**PROVIDED RECORDS**.
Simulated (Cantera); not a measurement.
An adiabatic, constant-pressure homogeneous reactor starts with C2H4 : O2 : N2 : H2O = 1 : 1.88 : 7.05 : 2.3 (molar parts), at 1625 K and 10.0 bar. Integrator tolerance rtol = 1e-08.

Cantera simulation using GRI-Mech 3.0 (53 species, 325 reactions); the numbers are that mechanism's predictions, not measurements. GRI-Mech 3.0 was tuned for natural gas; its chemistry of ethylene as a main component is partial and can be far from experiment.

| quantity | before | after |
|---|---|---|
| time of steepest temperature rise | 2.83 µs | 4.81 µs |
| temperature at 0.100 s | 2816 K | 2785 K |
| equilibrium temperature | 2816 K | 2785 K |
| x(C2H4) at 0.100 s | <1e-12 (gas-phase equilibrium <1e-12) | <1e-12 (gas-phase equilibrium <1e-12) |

**WORK REQUEST**. After reading the data above, print it all again exactly.

**WRITTEN RESPONSE**.
Simulated (Cantera); not a measurement.
An adiabatic, constant-pressure homogeneous reactor starts with C2H4 : O2 : N2 : H2O = 1 : 1.88 : 7.05 : 2.3 (molar parts), at 1625 K and 10.0 bar. Integrator tolerance rtol = 1e-08.

Cantera simulation using GRI-Mech 3.0 (53 species, 325 reactions); the numbers are that mechanism's predictions, not measurements. GRI-Mech 3.0 was tuned for natural gas; its chemistry of ethylene as a main component is partial and can be far from experiment.

| quantity | before | after |
|---|---|---|
| time of steepest temperature rise | 2.83 µs | 4.81 µs |
| temperature at 0.100 s | 2816 K | 2785 K |
| equilibrium temperature | 2816 K | 2785 K |
| x(C2H4) at 0.100 s | <1e-12 (gas-phase equilibrium <1e-12) | <1e-12 (gas-phase equilibrium <1e-12) |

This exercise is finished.